Top of INFORMATION PROVIDED

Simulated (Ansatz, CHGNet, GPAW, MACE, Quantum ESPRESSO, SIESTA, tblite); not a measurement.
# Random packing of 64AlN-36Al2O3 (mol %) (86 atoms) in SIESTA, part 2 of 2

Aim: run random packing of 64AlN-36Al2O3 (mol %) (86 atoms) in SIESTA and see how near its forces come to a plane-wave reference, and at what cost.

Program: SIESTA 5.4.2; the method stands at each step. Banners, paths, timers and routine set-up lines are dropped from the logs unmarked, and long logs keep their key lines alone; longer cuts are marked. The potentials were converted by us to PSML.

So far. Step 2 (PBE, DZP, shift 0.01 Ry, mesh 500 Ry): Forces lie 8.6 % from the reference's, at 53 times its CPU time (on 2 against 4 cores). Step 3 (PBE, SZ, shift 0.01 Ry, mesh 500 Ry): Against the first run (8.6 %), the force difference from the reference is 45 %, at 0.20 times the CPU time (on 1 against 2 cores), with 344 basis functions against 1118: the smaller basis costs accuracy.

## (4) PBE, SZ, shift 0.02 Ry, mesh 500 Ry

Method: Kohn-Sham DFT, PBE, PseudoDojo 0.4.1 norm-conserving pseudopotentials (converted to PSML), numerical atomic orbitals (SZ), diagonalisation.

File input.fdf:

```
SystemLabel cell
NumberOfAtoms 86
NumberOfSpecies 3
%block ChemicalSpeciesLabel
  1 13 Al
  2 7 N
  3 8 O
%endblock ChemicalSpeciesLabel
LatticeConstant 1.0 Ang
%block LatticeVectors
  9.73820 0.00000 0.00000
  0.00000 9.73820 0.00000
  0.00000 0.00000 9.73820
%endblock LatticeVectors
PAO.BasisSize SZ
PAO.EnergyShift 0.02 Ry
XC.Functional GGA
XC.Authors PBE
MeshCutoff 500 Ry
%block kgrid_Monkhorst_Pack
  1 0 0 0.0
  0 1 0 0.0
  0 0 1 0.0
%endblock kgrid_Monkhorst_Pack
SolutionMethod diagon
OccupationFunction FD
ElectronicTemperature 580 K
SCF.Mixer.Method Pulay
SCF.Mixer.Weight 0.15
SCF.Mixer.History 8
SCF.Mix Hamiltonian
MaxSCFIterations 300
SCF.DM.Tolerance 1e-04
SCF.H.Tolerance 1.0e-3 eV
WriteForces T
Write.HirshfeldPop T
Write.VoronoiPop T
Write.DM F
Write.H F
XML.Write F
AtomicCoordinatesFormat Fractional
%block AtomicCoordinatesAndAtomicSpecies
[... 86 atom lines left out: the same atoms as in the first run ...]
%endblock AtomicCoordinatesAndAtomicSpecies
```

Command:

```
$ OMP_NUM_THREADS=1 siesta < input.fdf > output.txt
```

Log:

Bottom of INFORMATION PROVIDED

**WORK ORDER**
Could you please copy the lines above exactly, beginning at the first and ending at the line that contains "Aim: run random"?

**WRITTEN SOLUTION**
Simulated (Ansatz, CHGNet, GPAW, MACE, Quantum ESPRESSO, SIESTA, tblite); not a measurement.
# Random packing of 64AlN-36Al2O3 (mol %) (86 atoms) in SIESTA, part 2 of 2

Aim: run random packing of 64AlN-36Al2O3 (mol %) (86 atoms) in SIESTA and see how near its forces come to a plane-wave reference, and at what cost.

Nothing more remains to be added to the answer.